§ BRIEF:
Could you repeat the records below exactly as written?

§ RECORDS PROVIDED:
------------------------

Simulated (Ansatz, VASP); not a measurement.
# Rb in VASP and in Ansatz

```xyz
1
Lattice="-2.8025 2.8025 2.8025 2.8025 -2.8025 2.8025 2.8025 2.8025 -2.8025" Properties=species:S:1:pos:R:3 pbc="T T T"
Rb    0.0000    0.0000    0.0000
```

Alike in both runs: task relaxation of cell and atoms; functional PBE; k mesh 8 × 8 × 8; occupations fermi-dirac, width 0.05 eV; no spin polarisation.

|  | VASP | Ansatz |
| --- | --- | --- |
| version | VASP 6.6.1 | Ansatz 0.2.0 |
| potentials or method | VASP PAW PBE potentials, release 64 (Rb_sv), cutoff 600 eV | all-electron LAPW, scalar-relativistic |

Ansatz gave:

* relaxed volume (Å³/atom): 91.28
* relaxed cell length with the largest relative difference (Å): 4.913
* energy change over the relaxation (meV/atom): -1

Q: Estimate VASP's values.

------------------------

§ TASK ANSWER:
Simulated (Ansatz, VASP); not a measurement.
# Rb in VASP and in Ansatz

```xyz
1
Lattice="-2.8025 2.8025 2.8025 2.8025 -2.8025 2.8025 2.8025 2.8025 -2.8025" Properties=species:S:1:pos:R:3 pbc="T T T"
Rb    0.0000    0.0000    0.0000
```

Alike in both runs: task relaxation of cell and atoms; functional PBE; k mesh 8 × 8 × 8; occupations fermi-dirac, width 0.05 eV; no spin polarisation.

|  | VASP | Ansatz |
| --- | --- | --- |
| version | VASP 6.6.1 | Ansatz 0.2.0 |
| potentials or method | VASP PAW PBE potentials, release 64 (Rb_sv), cutoff 600 eV | all-electron LAPW, scalar-relativistic |

Ansatz gave:

* relaxed volume (Å³/atom): 91.28
* relaxed cell length with the largest relative difference (Å): 4.913
* energy change over the relaxation (meV/atom): -1

Q: Estimate VASP's values.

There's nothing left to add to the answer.